TASK ITEM: The complete listing should be transcribed precisely.

───── DATA EXTRACT
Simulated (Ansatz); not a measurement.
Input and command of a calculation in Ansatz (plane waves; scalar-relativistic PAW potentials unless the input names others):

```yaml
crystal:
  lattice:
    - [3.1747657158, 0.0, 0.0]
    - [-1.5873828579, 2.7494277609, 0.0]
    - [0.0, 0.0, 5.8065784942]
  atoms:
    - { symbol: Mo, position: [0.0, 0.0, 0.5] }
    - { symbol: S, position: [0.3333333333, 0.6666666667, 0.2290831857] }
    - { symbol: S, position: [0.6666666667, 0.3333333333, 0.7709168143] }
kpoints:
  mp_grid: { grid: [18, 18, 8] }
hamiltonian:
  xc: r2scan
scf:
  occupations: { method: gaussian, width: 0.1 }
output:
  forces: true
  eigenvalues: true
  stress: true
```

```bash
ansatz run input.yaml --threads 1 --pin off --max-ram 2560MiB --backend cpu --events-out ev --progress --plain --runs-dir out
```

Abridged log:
──────────

RESPONSE:
Simulated (Ansatz); not a measurement.
Input and command of a calculation in Ansatz (plane waves; scalar-relativistic PAW potentials unless the input names others):

```yaml
crystal:
  lattice:
    - [3.1747657158, 0.0, 0.0]
    - [-1.5873828579, 2.7494277609, 0.0]
    - [0.0, 0.0, 5.8065784942]
  atoms:
    - { symbol: Mo, position: [0.0, 0.0, 0.5] }
    - { symbol: S, position: [0.3333333333, 0.6666666667, 0.2290831857] }
    - { symbol: S, position: [0.6666666667, 0.3333333333, 0.7709168143] }
kpoints:
  mp_grid: { grid: [18, 18, 8] }
hamiltonian:
  xc: r2scan
scf:
  occupations: { method: gaussian, width: 0.1 }
output:
  forces: true
  eigenvalues: true
  stress: true
```

```bash
ansatz run input.yaml --threads 1 --pin off --max-ram 2560MiB --backend cpu --events-out ev --progress --plain --runs-dir out
```

Abridged log:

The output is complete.